[Work instruction]:
With the line that contains "Predict the final energy." as the final line, return every line from the start of the data below exactly.

[Data]:
-----
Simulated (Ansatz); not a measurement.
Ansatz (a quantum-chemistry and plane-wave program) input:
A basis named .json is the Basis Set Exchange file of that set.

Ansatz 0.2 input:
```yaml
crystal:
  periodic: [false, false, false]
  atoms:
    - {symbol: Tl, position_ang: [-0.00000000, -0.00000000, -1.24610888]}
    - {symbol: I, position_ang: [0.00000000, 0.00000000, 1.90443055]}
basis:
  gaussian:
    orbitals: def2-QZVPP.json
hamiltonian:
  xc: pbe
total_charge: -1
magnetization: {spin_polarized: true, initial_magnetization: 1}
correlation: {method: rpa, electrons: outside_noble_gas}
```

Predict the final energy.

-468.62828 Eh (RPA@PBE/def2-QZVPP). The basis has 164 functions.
-----

[Your solution]:
Simulated (Ansatz); not a measurement.
Ansatz (a quantum-chemistry and plane-wave program) input:
A basis named .json is the Basis Set Exchange file of that set.

Ansatz 0.2 input:
```yaml
crystal:
  periodic: [false, false, false]
  atoms:
    - {symbol: Tl, position_ang: [-0.00000000, -0.00000000, -1.24610888]}
    - {symbol: I, position_ang: [0.00000000, 0.00000000, 1.90443055]}
basis:
  gaussian:
    orbitals: def2-QZVPP.json
hamiltonian:
  xc: pbe
total_charge: -1
magnetization: {spin_polarized: true, initial_magnetization: 1}
correlation: {method: rpa, electrons: outside_noble_gas}
```

Predict the final energy.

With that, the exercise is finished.